LISTED RECORDS
○ ○ ○ ○
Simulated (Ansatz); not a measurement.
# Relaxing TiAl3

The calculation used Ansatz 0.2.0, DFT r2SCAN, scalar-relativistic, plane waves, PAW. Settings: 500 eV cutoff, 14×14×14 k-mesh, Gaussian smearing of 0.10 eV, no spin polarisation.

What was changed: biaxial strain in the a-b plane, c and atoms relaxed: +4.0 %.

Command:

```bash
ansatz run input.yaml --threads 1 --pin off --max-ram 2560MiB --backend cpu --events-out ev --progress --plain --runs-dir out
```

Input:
○ ○ ○ ○

EXERCISE
The records must be given again in full, exactly as they were written.

WORKED SOLUTION
Simulated (Ansatz); not a measurement.
# Relaxing TiAl3

The calculation used Ansatz 0.2.0, DFT r2SCAN, scalar-relativistic, plane waves, PAW. Settings: 500 eV cutoff, 14×14×14 k-mesh, Gaussian smearing of 0.10 eV, no spin polarisation.

What was changed: biaxial strain in the a-b plane, c and atoms relaxed: +4.0 %.

Command:

```bash
ansatz run input.yaml --threads 1 --pin off --max-ram 2560MiB --backend cpu --events-out ev --progress --plain --runs-dir out
```

Input:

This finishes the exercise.